ACTIVITY — In the listing below, start your output at the line with "- Starting moments: [4.0] μB" and end it after the line with "Question: How do", copying every line exactly.

DATA SUPPLIED —
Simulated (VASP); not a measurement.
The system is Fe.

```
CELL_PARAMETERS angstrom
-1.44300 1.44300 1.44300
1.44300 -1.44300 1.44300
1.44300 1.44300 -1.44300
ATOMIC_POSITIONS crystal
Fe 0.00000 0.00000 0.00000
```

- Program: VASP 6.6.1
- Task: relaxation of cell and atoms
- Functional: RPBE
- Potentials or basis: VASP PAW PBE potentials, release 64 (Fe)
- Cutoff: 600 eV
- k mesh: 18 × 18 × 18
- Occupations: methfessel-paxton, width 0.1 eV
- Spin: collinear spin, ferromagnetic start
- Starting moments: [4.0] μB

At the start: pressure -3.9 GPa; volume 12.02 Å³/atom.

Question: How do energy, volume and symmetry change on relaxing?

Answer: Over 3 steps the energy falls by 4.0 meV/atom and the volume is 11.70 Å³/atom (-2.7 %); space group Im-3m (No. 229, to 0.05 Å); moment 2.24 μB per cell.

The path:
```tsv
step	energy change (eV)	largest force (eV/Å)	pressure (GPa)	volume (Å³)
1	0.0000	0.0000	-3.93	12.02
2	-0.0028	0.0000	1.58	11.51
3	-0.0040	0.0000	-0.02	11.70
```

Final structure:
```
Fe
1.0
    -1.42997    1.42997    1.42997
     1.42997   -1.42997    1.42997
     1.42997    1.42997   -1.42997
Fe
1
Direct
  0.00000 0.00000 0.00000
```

WRITTEN RESPONSE —
- Starting moments: [4.0] μB

At the start: pressure -3.9 GPa; volume 12.02 Å³/atom.

Question: How do energy, volume and symmetry change on relaxing?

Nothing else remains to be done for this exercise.